__ASSIGNED TASK__: Quote every line from the top of the listing down to and including the line that contains "All numbers below".

__RECORD EXCERPTS__:
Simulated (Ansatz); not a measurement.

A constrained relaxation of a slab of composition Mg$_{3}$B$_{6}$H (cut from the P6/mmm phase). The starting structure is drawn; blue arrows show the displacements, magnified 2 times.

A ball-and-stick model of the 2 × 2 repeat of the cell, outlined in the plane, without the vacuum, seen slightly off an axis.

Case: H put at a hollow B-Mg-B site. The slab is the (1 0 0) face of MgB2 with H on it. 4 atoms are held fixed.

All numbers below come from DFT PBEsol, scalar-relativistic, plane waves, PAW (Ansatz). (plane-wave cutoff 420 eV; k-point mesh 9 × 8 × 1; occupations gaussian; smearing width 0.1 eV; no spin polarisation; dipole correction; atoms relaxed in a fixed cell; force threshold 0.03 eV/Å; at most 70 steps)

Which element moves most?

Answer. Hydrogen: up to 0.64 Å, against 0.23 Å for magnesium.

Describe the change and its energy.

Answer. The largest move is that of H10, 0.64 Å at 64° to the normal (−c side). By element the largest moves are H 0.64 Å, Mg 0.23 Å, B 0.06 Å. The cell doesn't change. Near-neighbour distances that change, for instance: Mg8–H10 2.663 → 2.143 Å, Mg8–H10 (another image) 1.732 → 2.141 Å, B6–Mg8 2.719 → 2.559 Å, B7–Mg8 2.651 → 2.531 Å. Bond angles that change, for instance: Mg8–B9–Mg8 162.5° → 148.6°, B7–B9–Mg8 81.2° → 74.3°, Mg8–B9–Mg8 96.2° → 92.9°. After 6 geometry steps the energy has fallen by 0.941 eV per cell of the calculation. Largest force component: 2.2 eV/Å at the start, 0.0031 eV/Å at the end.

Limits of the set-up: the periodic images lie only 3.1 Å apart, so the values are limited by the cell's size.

__WRITTEN ANSWER__:
Simulated (Ansatz); not a measurement.

A constrained relaxation of a slab of composition Mg$_{3}$B$_{6}$H (cut from the P6/mmm phase). The starting structure is drawn; blue arrows show the displacements, magnified 2 times.

A ball-and-stick model of the 2 × 2 repeat of the cell, outlined in the plane, without the vacuum, seen slightly off an axis.

Case: H put at a hollow B-Mg-B site. The slab is the (1 0 0) face of MgB2 with H on it. 4 atoms are held fixed.

All numbers below come from DFT PBEsol, scalar-relativistic, plane waves, PAW (Ansatz). (plane-wave cutoff 420 eV; k-point mesh 9 × 8 × 1; occupations gaussian; smearing width 0.1 eV; no spin polarisation; dipole correction; atoms relaxed in a fixed cell; force threshold 0.03 eV/Å; at most 70 steps)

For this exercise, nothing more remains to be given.